● **Work order**:
In the records below, find the line with "(1) About the" and the line with "(3) Sackur–Tetrode with"; return exactly those lines and every line between them.

+++

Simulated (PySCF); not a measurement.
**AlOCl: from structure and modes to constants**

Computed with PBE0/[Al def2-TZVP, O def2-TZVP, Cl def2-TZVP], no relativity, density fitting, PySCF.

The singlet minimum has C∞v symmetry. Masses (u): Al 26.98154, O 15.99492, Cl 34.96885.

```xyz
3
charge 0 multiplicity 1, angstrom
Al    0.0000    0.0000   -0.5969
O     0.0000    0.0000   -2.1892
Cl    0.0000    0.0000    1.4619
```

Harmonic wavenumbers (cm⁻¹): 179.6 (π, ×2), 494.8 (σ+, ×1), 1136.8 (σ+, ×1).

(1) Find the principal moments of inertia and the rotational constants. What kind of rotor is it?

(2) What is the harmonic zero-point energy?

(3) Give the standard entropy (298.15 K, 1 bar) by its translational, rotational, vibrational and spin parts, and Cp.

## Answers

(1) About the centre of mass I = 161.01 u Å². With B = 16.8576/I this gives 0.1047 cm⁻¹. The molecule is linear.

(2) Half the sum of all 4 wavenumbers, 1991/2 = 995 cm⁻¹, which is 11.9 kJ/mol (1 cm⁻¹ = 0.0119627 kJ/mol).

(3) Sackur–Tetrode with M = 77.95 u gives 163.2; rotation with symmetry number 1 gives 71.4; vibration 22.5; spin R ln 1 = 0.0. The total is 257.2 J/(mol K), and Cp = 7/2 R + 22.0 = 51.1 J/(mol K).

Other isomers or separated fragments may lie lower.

+++

● **Task solution**:
(1) About the centre of mass I = 161.01 u Å². With B = 16.8576/I this gives 0.1047 cm⁻¹. The molecule is linear.

(2) Half the sum of all 4 wavenumbers, 1991/2 = 995 cm⁻¹, which is 11.9 kJ/mol (1 cm⁻¹ = 0.0119627 kJ/mol).

(3) Sackur–Tetrode with M = 77.95 u gives 163.2; rotation with symmetry number 1 gives 71.4; vibration 22.5; spin R ln 1 = 0.0. The total is 257.2 J/(mol K), and Cp = 7/2 R + 22.0 = 51.1 J/(mol K).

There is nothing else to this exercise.